* _The data_:
_____

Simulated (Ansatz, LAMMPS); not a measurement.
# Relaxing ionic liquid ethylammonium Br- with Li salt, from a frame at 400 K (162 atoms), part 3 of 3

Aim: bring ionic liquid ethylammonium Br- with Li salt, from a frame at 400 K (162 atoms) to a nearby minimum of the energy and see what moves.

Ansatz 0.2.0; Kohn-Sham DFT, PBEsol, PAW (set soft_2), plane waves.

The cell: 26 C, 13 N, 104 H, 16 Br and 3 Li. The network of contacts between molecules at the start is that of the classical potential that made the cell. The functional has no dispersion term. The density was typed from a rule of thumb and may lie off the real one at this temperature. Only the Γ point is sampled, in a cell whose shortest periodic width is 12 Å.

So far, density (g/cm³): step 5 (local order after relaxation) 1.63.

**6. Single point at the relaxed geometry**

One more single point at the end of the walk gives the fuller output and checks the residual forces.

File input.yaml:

_____

* _Work task_: Going back over the entries above, copy word for word every line from the one that has "the relaxed geometry**" on through the one that has "One more single".

* _Task result_:
**6. Single point at the relaxed geometry**

One more single point at the end of the walk gives the fuller output and checks the residual forces.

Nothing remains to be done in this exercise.